WORK ITEM :: A verbatim copy of every entry is required.

[Start of section]
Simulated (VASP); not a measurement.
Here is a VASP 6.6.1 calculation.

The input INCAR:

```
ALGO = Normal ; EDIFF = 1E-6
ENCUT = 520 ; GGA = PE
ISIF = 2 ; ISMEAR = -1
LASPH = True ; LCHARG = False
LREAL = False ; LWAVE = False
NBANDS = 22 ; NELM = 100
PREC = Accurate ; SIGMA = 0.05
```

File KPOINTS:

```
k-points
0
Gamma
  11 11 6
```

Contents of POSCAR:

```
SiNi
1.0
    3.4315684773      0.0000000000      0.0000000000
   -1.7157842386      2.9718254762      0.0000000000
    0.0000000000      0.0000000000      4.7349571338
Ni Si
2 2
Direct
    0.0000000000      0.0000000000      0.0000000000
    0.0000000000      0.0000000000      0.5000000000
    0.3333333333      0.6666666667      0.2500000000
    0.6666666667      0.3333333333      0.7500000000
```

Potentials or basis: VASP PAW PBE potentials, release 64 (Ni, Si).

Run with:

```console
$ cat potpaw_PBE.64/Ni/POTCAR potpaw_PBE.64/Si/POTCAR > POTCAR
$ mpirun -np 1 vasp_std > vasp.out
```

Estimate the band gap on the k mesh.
[End of section]

EXPECTED ANSWER ::
Simulated (VASP); not a measurement.
Here is a VASP 6.6.1 calculation.

The input INCAR:

```
ALGO = Normal ; EDIFF = 1E-6
ENCUT = 520 ; GGA = PE
ISIF = 2 ; ISMEAR = -1
LASPH = True ; LCHARG = False
LREAL = False ; LWAVE = False
NBANDS = 22 ; NELM = 100
PREC = Accurate ; SIGMA = 0.05
```

File KPOINTS:

```
k-points
0
Gamma
  11 11 6
```

Contents of POSCAR:

```
SiNi
1.0
    3.4315684773      0.0000000000      0.0000000000
   -1.7157842386      2.9718254762      0.0000000000
    0.0000000000      0.0000000000      4.7349571338
Ni Si
2 2
Direct
    0.0000000000      0.0000000000      0.0000000000
    0.0000000000      0.0000000000      0.5000000000
    0.3333333333      0.6666666667      0.2500000000
    0.6666666667      0.3333333333      0.7500000000
```

Potentials or basis: VASP PAW PBE potentials, release 64 (Ni, Si).

Run with:

```console
$ cat potpaw_PBE.64/Ni/POTCAR potpaw_PBE.64/Si/POTCAR > POTCAR
$ mpirun -np 1 vasp_std > vasp.out
```

Estimate the band gap on the k mesh.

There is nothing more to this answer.